### Requirement
Print all the data, keeping every line exactly as it is.

### Listed records
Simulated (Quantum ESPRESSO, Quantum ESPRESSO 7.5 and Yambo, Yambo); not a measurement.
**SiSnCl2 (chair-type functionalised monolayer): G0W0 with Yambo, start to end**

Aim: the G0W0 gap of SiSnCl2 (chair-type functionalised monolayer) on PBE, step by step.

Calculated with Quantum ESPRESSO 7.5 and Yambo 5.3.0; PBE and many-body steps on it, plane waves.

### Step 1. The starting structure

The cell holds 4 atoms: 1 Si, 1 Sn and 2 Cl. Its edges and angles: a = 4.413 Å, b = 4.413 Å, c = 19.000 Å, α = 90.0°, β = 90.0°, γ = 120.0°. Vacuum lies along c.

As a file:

### Answer box
Simulated (Quantum ESPRESSO, Quantum ESPRESSO 7.5 and Yambo, Yambo); not a measurement.
**SiSnCl2 (chair-type functionalised monolayer): G0W0 with Yambo, start to end**

Aim: the G0W0 gap of SiSnCl2 (chair-type functionalised monolayer) on PBE, step by step.

Calculated with Quantum ESPRESSO 7.5 and Yambo 5.3.0; PBE and many-body steps on it, plane waves.

### Step 1. The starting structure

The cell holds 4 atoms: 1 Si, 1 Sn and 2 Cl. Its edges and angles: a = 4.413 Å, b = 4.413 Å, c = 19.000 Å, α = 90.0°, β = 90.0°, γ = 120.0°. Vacuum lies along c.

As a file:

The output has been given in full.